Data =
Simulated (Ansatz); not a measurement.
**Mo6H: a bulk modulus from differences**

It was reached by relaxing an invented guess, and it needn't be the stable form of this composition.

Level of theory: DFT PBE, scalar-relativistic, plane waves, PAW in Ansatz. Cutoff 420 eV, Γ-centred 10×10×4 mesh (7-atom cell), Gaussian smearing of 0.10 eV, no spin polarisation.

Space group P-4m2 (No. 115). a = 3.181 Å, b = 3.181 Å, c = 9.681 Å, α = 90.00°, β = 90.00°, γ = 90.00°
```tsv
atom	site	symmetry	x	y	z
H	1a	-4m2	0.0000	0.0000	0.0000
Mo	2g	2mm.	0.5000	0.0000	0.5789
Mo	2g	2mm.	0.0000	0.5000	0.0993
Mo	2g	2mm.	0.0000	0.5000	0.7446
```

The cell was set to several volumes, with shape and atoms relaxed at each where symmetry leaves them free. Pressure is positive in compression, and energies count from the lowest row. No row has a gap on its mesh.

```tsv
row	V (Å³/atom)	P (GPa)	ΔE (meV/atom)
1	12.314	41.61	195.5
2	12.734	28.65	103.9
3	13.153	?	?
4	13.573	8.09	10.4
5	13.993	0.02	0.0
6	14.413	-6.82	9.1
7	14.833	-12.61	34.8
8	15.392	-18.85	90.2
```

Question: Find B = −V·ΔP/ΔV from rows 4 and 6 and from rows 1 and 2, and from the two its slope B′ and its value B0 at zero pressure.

Brief = Starting from the first line of the records above, retype each line exactly up to and including the one that contains "It was reached", and nothing more.

Response box =
Simulated (Ansatz); not a measurement.
**Mo6H: a bulk modulus from differences**

It was reached by relaxing an invented guess, and it needn't be the stable form of this composition.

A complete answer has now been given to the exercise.